#### [WORK ORDER]
Transcribe all the data, leaving each word as it is.

#### [PROVIDED DATA]
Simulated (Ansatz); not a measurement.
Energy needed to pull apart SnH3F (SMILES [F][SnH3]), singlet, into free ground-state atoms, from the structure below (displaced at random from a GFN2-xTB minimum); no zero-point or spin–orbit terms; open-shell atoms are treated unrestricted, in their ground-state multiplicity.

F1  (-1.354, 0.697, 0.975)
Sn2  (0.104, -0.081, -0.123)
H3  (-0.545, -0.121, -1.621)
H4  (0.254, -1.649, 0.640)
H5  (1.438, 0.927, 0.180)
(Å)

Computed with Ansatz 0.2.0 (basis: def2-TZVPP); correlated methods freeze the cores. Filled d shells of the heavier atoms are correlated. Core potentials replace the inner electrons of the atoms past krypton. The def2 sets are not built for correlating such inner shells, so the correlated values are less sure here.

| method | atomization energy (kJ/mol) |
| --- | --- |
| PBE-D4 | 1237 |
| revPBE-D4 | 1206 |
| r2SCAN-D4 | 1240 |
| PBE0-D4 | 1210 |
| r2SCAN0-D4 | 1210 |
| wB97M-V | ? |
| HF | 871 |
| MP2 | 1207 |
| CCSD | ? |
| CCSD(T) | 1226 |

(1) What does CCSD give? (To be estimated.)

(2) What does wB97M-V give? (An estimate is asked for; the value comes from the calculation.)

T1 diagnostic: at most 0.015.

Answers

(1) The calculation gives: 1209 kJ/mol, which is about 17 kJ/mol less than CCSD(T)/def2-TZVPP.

#### [RESPONSE]
Simulated (Ansatz); not a measurement.
Energy needed to pull apart SnH3F (SMILES [F][SnH3]), singlet, into free ground-state atoms, from the structure below (displaced at random from a GFN2-xTB minimum); no zero-point or spin–orbit terms; open-shell atoms are treated unrestricted, in their ground-state multiplicity.

F1  (-1.354, 0.697, 0.975)
Sn2  (0.104, -0.081, -0.123)
H3  (-0.545, -0.121, -1.621)
H4  (0.254, -1.649, 0.640)
H5  (1.438, 0.927, 0.180)
(Å)

Computed with Ansatz 0.2.0 (basis: def2-TZVPP); correlated methods freeze the cores. Filled d shells of the heavier atoms are correlated. Core potentials replace the inner electrons of the atoms past krypton. The def2 sets are not built for correlating such inner shells, so the correlated values are less sure here.

| method | atomization energy (kJ/mol) |
| --- | --- |
| PBE-D4 | 1237 |
| revPBE-D4 | 1206 |
| r2SCAN-D4 | 1240 |
| PBE0-D4 | 1210 |
| r2SCAN0-D4 | 1210 |
| wB97M-V | ? |
| HF | 871 |
| MP2 | 1207 |
| CCSD | ? |
| CCSD(T) | 1226 |

(1) What does CCSD give? (To be estimated.)

(2) What does wB97M-V give? (An estimate is asked for; the value comes from the calculation.)

T1 diagnostic: at most 0.015.

Answers

(1) The calculation gives: 1209 kJ/mol, which is about 17 kJ/mol less than CCSD(T)/def2-TZVPP.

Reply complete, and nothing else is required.